## Work order:
I would like every entry below written out exactly.

:::

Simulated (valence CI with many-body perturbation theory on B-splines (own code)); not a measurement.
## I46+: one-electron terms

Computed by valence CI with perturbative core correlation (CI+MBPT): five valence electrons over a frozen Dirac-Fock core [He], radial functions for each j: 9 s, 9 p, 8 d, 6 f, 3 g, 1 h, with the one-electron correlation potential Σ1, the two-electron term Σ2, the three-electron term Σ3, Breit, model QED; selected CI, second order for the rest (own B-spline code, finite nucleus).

:::

## Answer area:
Simulated (valence CI with many-body perturbation theory on B-splines (own code)); not a measurement.
## I46+: one-electron terms

Computed by valence CI with perturbative core correlation (CI+MBPT): five valence electrons over a frozen Dirac-Fock core [He], radial functions for each j: 9 s, 9 p, 8 d, 6 f, 3 g, 1 h, with the one-electron correlation potential Σ1, the two-electron term Σ2, the three-electron term Σ3, Breit, model QED; selected CI, second order for the rest (own B-spline code, finite nucleus).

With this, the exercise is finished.